── Records shown

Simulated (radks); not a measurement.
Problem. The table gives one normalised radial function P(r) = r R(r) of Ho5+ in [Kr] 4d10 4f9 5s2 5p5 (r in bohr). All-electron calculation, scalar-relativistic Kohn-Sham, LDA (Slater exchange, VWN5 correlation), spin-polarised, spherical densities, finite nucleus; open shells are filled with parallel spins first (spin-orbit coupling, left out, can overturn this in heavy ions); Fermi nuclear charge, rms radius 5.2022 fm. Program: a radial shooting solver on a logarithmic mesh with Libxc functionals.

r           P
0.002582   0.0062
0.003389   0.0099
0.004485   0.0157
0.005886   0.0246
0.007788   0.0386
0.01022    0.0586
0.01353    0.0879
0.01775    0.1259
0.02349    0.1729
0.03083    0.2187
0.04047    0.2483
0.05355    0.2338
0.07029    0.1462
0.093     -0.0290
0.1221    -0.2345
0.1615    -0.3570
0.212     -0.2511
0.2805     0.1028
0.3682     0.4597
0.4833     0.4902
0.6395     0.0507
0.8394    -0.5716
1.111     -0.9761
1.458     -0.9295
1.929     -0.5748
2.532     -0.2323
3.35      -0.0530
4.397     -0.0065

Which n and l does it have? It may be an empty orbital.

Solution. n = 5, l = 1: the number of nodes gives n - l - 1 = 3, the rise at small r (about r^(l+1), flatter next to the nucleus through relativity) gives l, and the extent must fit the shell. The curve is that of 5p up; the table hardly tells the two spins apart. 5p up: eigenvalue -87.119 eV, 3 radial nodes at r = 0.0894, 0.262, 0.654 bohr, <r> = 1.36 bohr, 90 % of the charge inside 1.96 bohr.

────

■ Work item ■
Take the stretch of lines above from the one containing "Problem. The table" through the one containing "Which n and" and repeat it exactly, adding no other line.

■ Written answer ■
Problem. The table gives one normalised radial function P(r) = r R(r) of Ho5+ in [Kr] 4d10 4f9 5s2 5p5 (r in bohr). All-electron calculation, scalar-relativistic Kohn-Sham, LDA (Slater exchange, VWN5 correlation), spin-polarised, spherical densities, finite nucleus; open shells are filled with parallel spins first (spin-orbit coupling, left out, can overturn this in heavy ions); Fermi nuclear charge, rms radius 5.2022 fm. Program: a radial shooting solver on a logarithmic mesh with Libxc functionals.

r           P
0.002582   0.0062
0.003389   0.0099
0.004485   0.0157
0.005886   0.0246
0.007788   0.0386
0.01022    0.0586
0.01353    0.0879
0.01775    0.1259
0.02349    0.1729
0.03083    0.2187
0.04047    0.2483
0.05355    0.2338
0.07029    0.1462
0.093     -0.0290
0.1221    -0.2345
0.1615    -0.3570
0.212     -0.2511
0.2805     0.1028
0.3682     0.4597
0.4833     0.4902
0.6395     0.0507
0.8394    -0.5716
1.111     -0.9761
1.458     -0.9295
1.929     -0.5748
2.532     -0.2323
3.35      -0.0530
4.397     -0.0065

Which n and l does it have? It may be an empty orbital.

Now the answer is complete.